● ● ● ● ● ● ●
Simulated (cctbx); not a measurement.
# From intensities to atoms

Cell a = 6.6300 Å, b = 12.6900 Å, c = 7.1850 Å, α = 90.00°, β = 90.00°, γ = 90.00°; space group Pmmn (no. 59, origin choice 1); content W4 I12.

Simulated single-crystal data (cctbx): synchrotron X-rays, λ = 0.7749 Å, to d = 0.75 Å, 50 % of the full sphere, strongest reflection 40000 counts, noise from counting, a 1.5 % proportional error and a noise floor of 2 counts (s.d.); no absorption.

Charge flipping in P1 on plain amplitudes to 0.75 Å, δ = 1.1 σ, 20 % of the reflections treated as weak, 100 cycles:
● ● ● ● ● ● ●

(ACTIVITY): Restate the entire listing verbatim.

(RESPONSE):
Simulated (cctbx); not a measurement.
# From intensities to atoms

Cell a = 6.6300 Å, b = 12.6900 Å, c = 7.1850 Å, α = 90.00°, β = 90.00°, γ = 90.00°; space group Pmmn (no. 59, origin choice 1); content W4 I12.

Simulated single-crystal data (cctbx): synchrotron X-rays, λ = 0.7749 Å, to d = 0.75 Å, 50 % of the full sphere, strongest reflection 40000 counts, noise from counting, a 1.5 % proportional error and a noise floor of 2 counts (s.d.); no absorption.

Charge flipping in P1 on plain amplitudes to 0.75 Å, δ = 1.1 σ, 20 % of the reflections treated as weak, 100 cycles:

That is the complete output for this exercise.